The response must consist of the lines below from the one with "System: P₂H₃, net" through the one with "Charge 0, spin multiplicity 2.", exactly as they appear and with both ends kept.

::: Data supplied

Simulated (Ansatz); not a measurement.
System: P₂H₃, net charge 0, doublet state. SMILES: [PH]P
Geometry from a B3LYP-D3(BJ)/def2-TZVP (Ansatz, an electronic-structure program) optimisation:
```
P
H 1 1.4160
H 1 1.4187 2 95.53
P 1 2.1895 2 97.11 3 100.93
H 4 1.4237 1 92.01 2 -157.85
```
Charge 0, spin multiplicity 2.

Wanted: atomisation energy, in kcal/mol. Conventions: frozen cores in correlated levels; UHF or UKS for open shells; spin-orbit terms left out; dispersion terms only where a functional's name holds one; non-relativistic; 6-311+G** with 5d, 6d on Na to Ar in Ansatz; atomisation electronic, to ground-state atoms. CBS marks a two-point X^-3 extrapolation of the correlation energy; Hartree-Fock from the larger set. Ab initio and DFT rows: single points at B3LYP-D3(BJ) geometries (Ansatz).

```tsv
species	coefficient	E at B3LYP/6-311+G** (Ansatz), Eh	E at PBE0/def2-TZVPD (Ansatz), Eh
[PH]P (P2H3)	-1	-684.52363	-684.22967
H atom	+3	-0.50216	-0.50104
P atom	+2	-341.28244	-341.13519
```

::::::

Answer space
System: P₂H₃, net charge 0, doublet state. SMILES: [PH]P
Geometry from a B3LYP-D3(BJ)/def2-TZVP (Ansatz, an electronic-structure program) optimisation:
```
P
H 1 1.4160
H 1 1.4187 2 95.53
P 1 2.1895 2 97.11 3 100.93
H 4 1.4237 1 92.01 2 -157.85
```
Charge 0, spin multiplicity 2.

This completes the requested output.